→ **Task item**:
Retyping the records exactly is the whole task.

→ **Supplied data**:
_ _ _ _ _
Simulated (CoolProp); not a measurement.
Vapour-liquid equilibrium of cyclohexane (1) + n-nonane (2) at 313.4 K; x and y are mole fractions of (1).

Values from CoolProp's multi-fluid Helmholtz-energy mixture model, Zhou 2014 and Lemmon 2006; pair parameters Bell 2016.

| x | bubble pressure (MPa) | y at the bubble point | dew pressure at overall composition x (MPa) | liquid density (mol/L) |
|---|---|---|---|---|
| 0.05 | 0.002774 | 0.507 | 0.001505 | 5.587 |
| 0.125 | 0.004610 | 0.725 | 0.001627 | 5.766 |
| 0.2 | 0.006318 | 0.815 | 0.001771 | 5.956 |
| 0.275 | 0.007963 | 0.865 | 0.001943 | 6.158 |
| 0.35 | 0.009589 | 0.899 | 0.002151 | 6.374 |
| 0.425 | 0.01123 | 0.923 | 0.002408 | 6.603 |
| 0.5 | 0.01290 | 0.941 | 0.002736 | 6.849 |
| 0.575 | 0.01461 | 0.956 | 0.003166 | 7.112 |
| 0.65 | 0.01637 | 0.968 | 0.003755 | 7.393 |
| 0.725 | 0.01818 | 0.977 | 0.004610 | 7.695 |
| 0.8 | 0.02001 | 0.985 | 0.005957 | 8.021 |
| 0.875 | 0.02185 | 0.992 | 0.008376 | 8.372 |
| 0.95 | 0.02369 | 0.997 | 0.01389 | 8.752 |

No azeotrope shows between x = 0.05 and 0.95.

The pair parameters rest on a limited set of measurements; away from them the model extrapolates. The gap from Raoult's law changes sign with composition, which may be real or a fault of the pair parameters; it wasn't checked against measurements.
_ _ _ _ _

→ **Answer area**:
Simulated (CoolProp); not a measurement.
Vapour-liquid equilibrium of cyclohexane (1) + n-nonane (2) at 313.4 K; x and y are mole fractions of (1).

Values from CoolProp's multi-fluid Helmholtz-energy mixture model, Zhou 2014 and Lemmon 2006; pair parameters Bell 2016.

| x | bubble pressure (MPa) | y at the bubble point | dew pressure at overall composition x (MPa) | liquid density (mol/L) |
|---|---|---|---|---|
| 0.05 | 0.002774 | 0.507 | 0.001505 | 5.587 |
| 0.125 | 0.004610 | 0.725 | 0.001627 | 5.766 |
| 0.2 | 0.006318 | 0.815 | 0.001771 | 5.956 |
| 0.275 | 0.007963 | 0.865 | 0.001943 | 6.158 |
| 0.35 | 0.009589 | 0.899 | 0.002151 | 6.374 |
| 0.425 | 0.01123 | 0.923 | 0.002408 | 6.603 |
| 0.5 | 0.01290 | 0.941 | 0.002736 | 6.849 |
| 0.575 | 0.01461 | 0.956 | 0.003166 | 7.112 |
| 0.65 | 0.01637 | 0.968 | 0.003755 | 7.393 |
| 0.725 | 0.01818 | 0.977 | 0.004610 | 7.695 |
| 0.8 | 0.02001 | 0.985 | 0.005957 | 8.021 |
| 0.875 | 0.02185 | 0.992 | 0.008376 | 8.372 |
| 0.95 | 0.02369 | 0.997 | 0.01389 | 8.752 |

No azeotrope shows between x = 0.05 and 0.95.

The pair parameters rest on a limited set of measurements; away from them the model extrapolates. The gap from Raoult's law changes sign with composition, which may be real or a fault of the pair parameters; it wasn't checked against measurements.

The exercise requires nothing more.